*Work item*:
This exercise asks for an exact transcription of every entry.

>>>

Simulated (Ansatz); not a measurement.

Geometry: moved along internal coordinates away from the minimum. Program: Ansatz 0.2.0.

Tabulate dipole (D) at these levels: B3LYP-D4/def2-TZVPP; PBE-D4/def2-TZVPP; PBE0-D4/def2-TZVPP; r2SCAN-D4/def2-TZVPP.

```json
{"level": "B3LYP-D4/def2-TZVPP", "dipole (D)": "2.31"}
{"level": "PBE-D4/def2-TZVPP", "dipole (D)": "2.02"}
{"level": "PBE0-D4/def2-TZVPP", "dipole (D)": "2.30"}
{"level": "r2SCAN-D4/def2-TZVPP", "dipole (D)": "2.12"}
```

<<<

*Response box*:
Simulated (Ansatz); not a measurement.

Geometry: moved along internal coordinates away from the minimum. Program: Ansatz 0.2.0.

Tabulate dipole (D) at these levels: B3LYP-D4/def2-TZVPP; PBE-D4/def2-TZVPP; PBE0-D4/def2-TZVPP; r2SCAN-D4/def2-TZVPP.

```json
{"level": "B3LYP-D4/def2-TZVPP", "dipole (D)": "2.31"}
{"level": "PBE-D4/def2-TZVPP", "dipole (D)": "2.02"}
{"level": "PBE0-D4/def2-TZVPP", "dipole (D)": "2.30"}
{"level": "r2SCAN-D4/def2-TZVPP", "dipole (D)": "2.12"}
```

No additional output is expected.